Task item: Print the following entries without any change.

══ Data extracts ══

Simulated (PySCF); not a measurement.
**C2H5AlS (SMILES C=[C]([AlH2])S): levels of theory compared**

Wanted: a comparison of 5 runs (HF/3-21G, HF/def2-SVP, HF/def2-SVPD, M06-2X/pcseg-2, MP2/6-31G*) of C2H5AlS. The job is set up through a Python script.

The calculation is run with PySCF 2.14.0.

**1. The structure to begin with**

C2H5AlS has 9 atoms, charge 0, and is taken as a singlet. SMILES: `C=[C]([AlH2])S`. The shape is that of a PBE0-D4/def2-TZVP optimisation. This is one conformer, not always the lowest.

═══

Exercise response:
Simulated (PySCF); not a measurement.
**C2H5AlS (SMILES C=[C]([AlH2])S): levels of theory compared**

Wanted: a comparison of 5 runs (HF/3-21G, HF/def2-SVP, HF/def2-SVPD, M06-2X/pcseg-2, MP2/6-31G*) of C2H5AlS. The job is set up through a Python script.

The calculation is run with PySCF 2.14.0.

**1. The structure to begin with**

C2H5AlS has 9 atoms, charge 0, and is taken as a singlet. SMILES: `C=[C]([AlH2])S`. The shape is that of a PBE0-D4/def2-TZVP optimisation. This is one conformer, not always the lowest.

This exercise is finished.